▸ Records provided:
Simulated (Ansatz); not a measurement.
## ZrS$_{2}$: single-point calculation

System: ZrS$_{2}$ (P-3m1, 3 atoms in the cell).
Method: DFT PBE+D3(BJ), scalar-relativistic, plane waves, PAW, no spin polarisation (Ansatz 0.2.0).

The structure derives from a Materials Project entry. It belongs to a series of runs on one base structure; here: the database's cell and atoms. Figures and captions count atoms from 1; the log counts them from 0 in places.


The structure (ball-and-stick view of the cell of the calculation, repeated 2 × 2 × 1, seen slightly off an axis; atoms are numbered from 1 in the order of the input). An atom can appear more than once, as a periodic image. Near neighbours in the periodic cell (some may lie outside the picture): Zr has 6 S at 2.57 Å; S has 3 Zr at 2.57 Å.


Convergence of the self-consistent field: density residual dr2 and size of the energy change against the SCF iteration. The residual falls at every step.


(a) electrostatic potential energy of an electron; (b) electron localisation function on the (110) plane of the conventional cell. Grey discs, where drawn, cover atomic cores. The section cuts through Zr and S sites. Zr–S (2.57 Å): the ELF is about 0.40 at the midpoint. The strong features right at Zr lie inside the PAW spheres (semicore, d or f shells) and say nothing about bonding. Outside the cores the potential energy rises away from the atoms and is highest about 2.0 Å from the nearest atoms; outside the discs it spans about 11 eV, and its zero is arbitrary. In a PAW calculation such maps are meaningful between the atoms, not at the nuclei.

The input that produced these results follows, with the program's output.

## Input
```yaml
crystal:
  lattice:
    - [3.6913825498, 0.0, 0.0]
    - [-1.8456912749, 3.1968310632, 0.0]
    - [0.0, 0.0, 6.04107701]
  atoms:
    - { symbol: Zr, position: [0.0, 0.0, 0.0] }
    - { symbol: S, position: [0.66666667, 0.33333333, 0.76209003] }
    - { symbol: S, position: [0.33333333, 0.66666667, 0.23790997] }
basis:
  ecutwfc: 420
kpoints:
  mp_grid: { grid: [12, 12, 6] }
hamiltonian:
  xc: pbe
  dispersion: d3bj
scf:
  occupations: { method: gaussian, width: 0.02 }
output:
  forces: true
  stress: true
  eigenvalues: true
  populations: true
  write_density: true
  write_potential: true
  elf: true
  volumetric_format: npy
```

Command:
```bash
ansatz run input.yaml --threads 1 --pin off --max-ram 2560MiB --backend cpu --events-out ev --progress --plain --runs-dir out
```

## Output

▸ Activity: Retype exactly the lines from the first line of the records above through the line containing "The structure derives", both included, and nothing else.

▸ Response:
Simulated (Ansatz); not a measurement.
## ZrS$_{2}$: single-point calculation

System: ZrS$_{2}$ (P-3m1, 3 atoms in the cell).
Method: DFT PBE+D3(BJ), scalar-relativistic, plane waves, PAW, no spin polarisation (Ansatz 0.2.0).

The structure derives from a Materials Project entry. It belongs to a series of runs on one base structure; here: the database's cell and atoms. Figures and captions count atoms from 1; the log counts them from 0 in places.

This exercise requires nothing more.